EXERCISE: Line by line, repeat the material below without any deviation.

INFORMATION SUPPLIED:
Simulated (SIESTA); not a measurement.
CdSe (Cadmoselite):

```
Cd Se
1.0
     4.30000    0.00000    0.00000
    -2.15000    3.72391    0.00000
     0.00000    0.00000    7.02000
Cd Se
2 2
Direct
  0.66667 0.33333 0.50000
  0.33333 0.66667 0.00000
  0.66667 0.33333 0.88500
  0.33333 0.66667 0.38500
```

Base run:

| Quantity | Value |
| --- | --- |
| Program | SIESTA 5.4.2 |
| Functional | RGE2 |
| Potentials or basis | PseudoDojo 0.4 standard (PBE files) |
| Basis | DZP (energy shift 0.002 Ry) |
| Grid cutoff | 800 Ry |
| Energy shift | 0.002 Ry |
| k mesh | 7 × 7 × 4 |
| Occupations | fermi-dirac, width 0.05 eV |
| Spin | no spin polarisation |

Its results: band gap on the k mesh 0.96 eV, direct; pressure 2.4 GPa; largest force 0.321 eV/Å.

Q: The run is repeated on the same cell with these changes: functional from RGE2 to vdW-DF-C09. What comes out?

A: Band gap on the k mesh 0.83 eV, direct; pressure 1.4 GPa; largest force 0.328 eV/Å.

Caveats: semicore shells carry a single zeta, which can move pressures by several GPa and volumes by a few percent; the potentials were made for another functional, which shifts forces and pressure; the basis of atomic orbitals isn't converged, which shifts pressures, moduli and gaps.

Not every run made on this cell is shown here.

RESPONSE BOX:
Simulated (SIESTA); not a measurement.
CdSe (Cadmoselite):

```
Cd Se
1.0
     4.30000    0.00000    0.00000
    -2.15000    3.72391    0.00000
     0.00000    0.00000    7.02000
Cd Se
2 2
Direct
  0.66667 0.33333 0.50000
  0.33333 0.66667 0.00000
  0.66667 0.33333 0.88500
  0.33333 0.66667 0.38500
```

Base run:

| Quantity | Value |
| --- | --- |
| Program | SIESTA 5.4.2 |
| Functional | RGE2 |
| Potentials or basis | PseudoDojo 0.4 standard (PBE files) |
| Basis | DZP (energy shift 0.002 Ry) |
| Grid cutoff | 800 Ry |
| Energy shift | 0.002 Ry |
| k mesh | 7 × 7 × 4 |
| Occupations | fermi-dirac, width 0.05 eV |
| Spin | no spin polarisation |

Its results: band gap on the k mesh 0.96 eV, direct; pressure 2.4 GPa; largest force 0.321 eV/Å.

Q: The run is repeated on the same cell with these changes: functional from RGE2 to vdW-DF-C09. What comes out?

A: Band gap on the k mesh 0.83 eV, direct; pressure 1.4 GPa; largest force 0.328 eV/Å.

Caveats: semicore shells carry a single zeta, which can move pressures by several GPa and volumes by a few percent; the potentials were made for another functional, which shifts forces and pressure; the basis of atomic orbitals isn't converged, which shifts pressures, moduli and gaps.

Not every run made on this cell is shown here.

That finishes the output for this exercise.